ENTRIES SHOWN.
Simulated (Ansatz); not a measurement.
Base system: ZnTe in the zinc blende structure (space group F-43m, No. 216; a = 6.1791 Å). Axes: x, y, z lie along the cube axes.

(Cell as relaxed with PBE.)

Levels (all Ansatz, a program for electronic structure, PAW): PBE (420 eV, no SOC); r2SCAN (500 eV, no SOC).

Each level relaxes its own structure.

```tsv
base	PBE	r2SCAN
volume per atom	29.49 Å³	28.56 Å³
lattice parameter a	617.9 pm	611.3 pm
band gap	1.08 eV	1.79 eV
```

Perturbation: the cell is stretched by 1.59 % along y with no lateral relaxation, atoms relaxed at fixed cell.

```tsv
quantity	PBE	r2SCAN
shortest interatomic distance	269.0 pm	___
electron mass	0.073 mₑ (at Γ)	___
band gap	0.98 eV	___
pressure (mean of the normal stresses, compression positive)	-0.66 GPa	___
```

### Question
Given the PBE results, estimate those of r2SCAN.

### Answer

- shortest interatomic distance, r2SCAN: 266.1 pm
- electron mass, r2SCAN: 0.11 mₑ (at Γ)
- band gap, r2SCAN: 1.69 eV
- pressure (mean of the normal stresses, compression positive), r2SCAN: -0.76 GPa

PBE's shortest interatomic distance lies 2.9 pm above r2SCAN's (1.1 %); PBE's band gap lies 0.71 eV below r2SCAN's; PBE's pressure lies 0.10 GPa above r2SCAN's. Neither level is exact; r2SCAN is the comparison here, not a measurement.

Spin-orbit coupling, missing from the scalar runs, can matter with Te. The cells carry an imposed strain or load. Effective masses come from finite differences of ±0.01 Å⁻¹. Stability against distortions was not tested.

REQUIREMENT. Please output the exact lines of the records above, beginning with the first and stopping after the line that holds "PBE's shortest interatomic", and nothing else.

ANSWER SECTION.
Simulated (Ansatz); not a measurement.
Base system: ZnTe in the zinc blende structure (space group F-43m, No. 216; a = 6.1791 Å). Axes: x, y, z lie along the cube axes.

(Cell as relaxed with PBE.)

Levels (all Ansatz, a program for electronic structure, PAW): PBE (420 eV, no SOC); r2SCAN (500 eV, no SOC).

Each level relaxes its own structure.

```tsv
base	PBE	r2SCAN
volume per atom	29.49 Å³	28.56 Å³
lattice parameter a	617.9 pm	611.3 pm
band gap	1.08 eV	1.79 eV
```

Perturbation: the cell is stretched by 1.59 % along y with no lateral relaxation, atoms relaxed at fixed cell.

```tsv
quantity	PBE	r2SCAN
shortest interatomic distance	269.0 pm	___
electron mass	0.073 mₑ (at Γ)	___
band gap	0.98 eV	___
pressure (mean of the normal stresses, compression positive)	-0.66 GPa	___
```

### Question
Given the PBE results, estimate those of r2SCAN.

### Answer

- shortest interatomic distance, r2SCAN: 266.1 pm
- electron mass, r2SCAN: 0.11 mₑ (at Γ)
- band gap, r2SCAN: 1.69 eV
- pressure (mean of the normal stresses, compression positive), r2SCAN: -0.76 GPa

PBE's shortest interatomic distance lies 2.9 pm above r2SCAN's (1.1 %); PBE's band gap lies 0.71 eV below r2SCAN's; PBE's pressure lies 0.10 GPa above r2SCAN's. Neither level is exact; r2SCAN is the comparison here, not a measurement.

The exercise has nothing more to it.